* Task item: Starting at the top line, return each entry word for word.

* Data excerpts:
▼▼▼
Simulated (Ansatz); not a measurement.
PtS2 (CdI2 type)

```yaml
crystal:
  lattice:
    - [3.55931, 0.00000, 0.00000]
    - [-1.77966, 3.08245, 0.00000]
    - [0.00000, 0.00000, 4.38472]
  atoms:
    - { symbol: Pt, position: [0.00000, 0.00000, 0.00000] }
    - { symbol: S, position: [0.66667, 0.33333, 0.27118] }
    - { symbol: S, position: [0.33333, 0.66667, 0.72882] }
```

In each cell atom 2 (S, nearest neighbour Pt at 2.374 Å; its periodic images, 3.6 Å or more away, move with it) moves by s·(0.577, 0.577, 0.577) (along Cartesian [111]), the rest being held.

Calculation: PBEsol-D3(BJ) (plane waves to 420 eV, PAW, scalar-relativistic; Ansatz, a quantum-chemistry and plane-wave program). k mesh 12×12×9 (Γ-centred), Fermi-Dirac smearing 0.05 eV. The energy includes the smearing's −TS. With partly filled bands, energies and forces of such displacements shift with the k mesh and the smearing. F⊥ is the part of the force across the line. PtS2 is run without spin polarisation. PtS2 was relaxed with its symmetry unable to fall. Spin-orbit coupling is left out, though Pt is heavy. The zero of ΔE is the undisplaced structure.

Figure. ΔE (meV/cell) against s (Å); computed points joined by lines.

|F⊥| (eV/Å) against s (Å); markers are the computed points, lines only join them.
▲▲▲

* Solution:
Simulated (Ansatz); not a measurement.
PtS2 (CdI2 type)

```yaml
crystal:
  lattice:
    - [3.55931, 0.00000, 0.00000]
    - [-1.77966, 3.08245, 0.00000]
    - [0.00000, 0.00000, 4.38472]
  atoms:
    - { symbol: Pt, position: [0.00000, 0.00000, 0.00000] }
    - { symbol: S, position: [0.66667, 0.33333, 0.27118] }
    - { symbol: S, position: [0.33333, 0.66667, 0.72882] }
```

In each cell atom 2 (S, nearest neighbour Pt at 2.374 Å; its periodic images, 3.6 Å or more away, move with it) moves by s·(0.577, 0.577, 0.577) (along Cartesian [111]), the rest being held.

Calculation: PBEsol-D3(BJ) (plane waves to 420 eV, PAW, scalar-relativistic; Ansatz, a quantum-chemistry and plane-wave program). k mesh 12×12×9 (Γ-centred), Fermi-Dirac smearing 0.05 eV. The energy includes the smearing's −TS. With partly filled bands, energies and forces of such displacements shift with the k mesh and the smearing. F⊥ is the part of the force across the line. PtS2 is run without spin polarisation. PtS2 was relaxed with its symmetry unable to fall. Spin-orbit coupling is left out, though Pt is heavy. The zero of ΔE is the undisplaced structure.

Figure. ΔE (meV/cell) against s (Å); computed points joined by lines.

|F⊥| (eV/Å) against s (Å); markers are the computed points, lines only join them.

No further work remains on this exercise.